[Task item]: What you return must match the material exactly, with every line present.

[Information supplied]:
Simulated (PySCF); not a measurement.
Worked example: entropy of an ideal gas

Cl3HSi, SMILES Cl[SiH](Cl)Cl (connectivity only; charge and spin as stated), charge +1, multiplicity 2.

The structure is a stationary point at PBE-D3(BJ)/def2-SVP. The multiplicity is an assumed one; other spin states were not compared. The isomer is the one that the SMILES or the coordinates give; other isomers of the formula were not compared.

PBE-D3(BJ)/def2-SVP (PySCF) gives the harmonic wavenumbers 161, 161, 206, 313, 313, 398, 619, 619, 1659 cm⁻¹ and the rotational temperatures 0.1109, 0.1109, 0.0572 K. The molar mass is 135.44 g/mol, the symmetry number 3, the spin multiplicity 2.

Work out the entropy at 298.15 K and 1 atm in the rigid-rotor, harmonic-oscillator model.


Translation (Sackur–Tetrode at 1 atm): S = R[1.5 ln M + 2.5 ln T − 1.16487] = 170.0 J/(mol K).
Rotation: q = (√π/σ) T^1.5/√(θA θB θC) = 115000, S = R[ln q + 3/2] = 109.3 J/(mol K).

[Response box]:
Simulated (PySCF); not a measurement.
Worked example: entropy of an ideal gas

Cl3HSi, SMILES Cl[SiH](Cl)Cl (connectivity only; charge and spin as stated), charge +1, multiplicity 2.

The structure is a stationary point at PBE-D3(BJ)/def2-SVP. The multiplicity is an assumed one; other spin states were not compared. The isomer is the one that the SMILES or the coordinates give; other isomers of the formula were not compared.

PBE-D3(BJ)/def2-SVP (PySCF) gives the harmonic wavenumbers 161, 161, 206, 313, 313, 398, 619, 619, 1659 cm⁻¹ and the rotational temperatures 0.1109, 0.1109, 0.0572 K. The molar mass is 135.44 g/mol, the symmetry number 3, the spin multiplicity 2.

Work out the entropy at 298.15 K and 1 atm in the rigid-rotor, harmonic-oscillator model.


Translation (Sackur–Tetrode at 1 atm): S = R[1.5 ln M + 2.5 ln T − 1.16487] = 170.0 J/(mol K).
Rotation: q = (√π/σ) T^1.5/√(θA θB θC) = 115000, S = R[ln q + 3/2] = 109.3 J/(mol K).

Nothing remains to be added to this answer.